Work request: Return every entry exactly.

Dataset content:

+-------+

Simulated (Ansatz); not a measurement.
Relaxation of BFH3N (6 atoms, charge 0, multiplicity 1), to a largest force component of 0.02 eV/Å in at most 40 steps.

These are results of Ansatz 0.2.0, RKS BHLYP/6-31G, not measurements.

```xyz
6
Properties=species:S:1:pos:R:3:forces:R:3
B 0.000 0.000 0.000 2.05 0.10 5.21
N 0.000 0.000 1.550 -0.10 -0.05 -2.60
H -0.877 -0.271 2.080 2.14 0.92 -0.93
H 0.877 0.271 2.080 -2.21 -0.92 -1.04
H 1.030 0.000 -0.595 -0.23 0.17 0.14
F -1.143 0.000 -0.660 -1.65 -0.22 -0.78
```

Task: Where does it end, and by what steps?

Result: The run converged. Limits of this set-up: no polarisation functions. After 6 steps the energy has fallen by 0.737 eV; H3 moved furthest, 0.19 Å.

+-------+

Written response:
Simulated (Ansatz); not a measurement.
Relaxation of BFH3N (6 atoms, charge 0, multiplicity 1), to a largest force component of 0.02 eV/Å in at most 40 steps.

These are results of Ansatz 0.2.0, RKS BHLYP/6-31G, not measurements.

```xyz
6
Properties=species:S:1:pos:R:3:forces:R:3
B 0.000 0.000 0.000 2.05 0.10 5.21
N 0.000 0.000 1.550 -0.10 -0.05 -2.60
H -0.877 -0.271 2.080 2.14 0.92 -0.93
H 0.877 0.271 2.080 -2.21 -0.92 -1.04
H 1.030 0.000 -0.595 -0.23 0.17 0.14
F -1.143 0.000 -0.660 -1.65 -0.22 -0.78
```

Task: Where does it end, and by what steps?

Result: The run converged. Limits of this set-up: no polarisation functions. After 6 steps the energy has fallen by 0.737 eV; H3 moved furthest, 0.19 Å.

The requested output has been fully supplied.